## Work order
Line by line, copy the data below exactly.

## Data for analysis
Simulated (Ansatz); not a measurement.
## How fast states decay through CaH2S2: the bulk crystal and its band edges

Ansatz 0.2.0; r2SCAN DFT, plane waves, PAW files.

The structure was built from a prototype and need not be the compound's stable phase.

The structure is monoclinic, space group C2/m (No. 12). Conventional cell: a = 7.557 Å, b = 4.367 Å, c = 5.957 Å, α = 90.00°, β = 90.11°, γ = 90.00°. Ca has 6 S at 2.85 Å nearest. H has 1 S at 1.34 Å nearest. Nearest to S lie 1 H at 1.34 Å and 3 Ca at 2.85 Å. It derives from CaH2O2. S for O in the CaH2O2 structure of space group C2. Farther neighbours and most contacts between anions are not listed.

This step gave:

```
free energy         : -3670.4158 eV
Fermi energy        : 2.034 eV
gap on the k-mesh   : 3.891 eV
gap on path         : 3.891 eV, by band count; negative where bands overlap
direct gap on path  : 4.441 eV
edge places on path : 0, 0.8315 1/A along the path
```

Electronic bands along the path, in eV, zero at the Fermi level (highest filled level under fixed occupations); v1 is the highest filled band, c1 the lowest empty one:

## Written solution
Simulated (Ansatz); not a measurement.
## How fast states decay through CaH2S2: the bulk crystal and its band edges

Ansatz 0.2.0; r2SCAN DFT, plane waves, PAW files.

The structure was built from a prototype and need not be the compound's stable phase.

The structure is monoclinic, space group C2/m (No. 12). Conventional cell: a = 7.557 Å, b = 4.367 Å, c = 5.957 Å, α = 90.00°, β = 90.11°, γ = 90.00°. Ca has 6 S at 2.85 Å nearest. H has 1 S at 1.34 Å nearest. Nearest to S lie 1 H at 1.34 Å and 3 Ca at 2.85 Å. It derives from CaH2O2. S for O in the CaH2O2 structure of space group C2. Farther neighbours and most contacts between anions are not listed.

This step gave:

```
free energy         : -3670.4158 eV
Fermi energy        : 2.034 eV
gap on the k-mesh   : 3.891 eV
gap on path         : 3.891 eV, by band count; negative where bands overlap
direct gap on path  : 4.441 eV
edge places on path : 0, 0.8315 1/A along the path
```

Electronic bands along the path, in eV, zero at the Fermi level (highest filled level under fixed occupations); v1 is the highest filled band, c1 the lowest empty one:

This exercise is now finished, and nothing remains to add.